- Assignment -
Output each line of the data word for word, from the first through the line that holds "Ionisation energies with", and leave off whatever follows.

- Material shown -

#####

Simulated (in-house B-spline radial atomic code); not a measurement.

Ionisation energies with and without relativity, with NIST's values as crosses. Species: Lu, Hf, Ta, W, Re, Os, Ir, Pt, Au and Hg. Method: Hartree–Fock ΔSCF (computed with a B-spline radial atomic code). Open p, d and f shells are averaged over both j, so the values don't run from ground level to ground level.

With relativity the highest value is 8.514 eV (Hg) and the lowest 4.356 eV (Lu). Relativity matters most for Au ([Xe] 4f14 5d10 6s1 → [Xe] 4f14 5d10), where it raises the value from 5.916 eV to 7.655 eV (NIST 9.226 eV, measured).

#####

- Answer space -
Simulated (in-house B-spline radial atomic code); not a measurement.

Ionisation energies with and without relativity, with NIST's values as crosses. Species: Lu, Hf, Ta, W, Re, Os, Ir, Pt, Au and Hg. Method: Hartree–Fock ΔSCF (computed with a B-spline radial atomic code). Open p, d and f shells are averaged over both j, so the values don't run from ground level to ground level.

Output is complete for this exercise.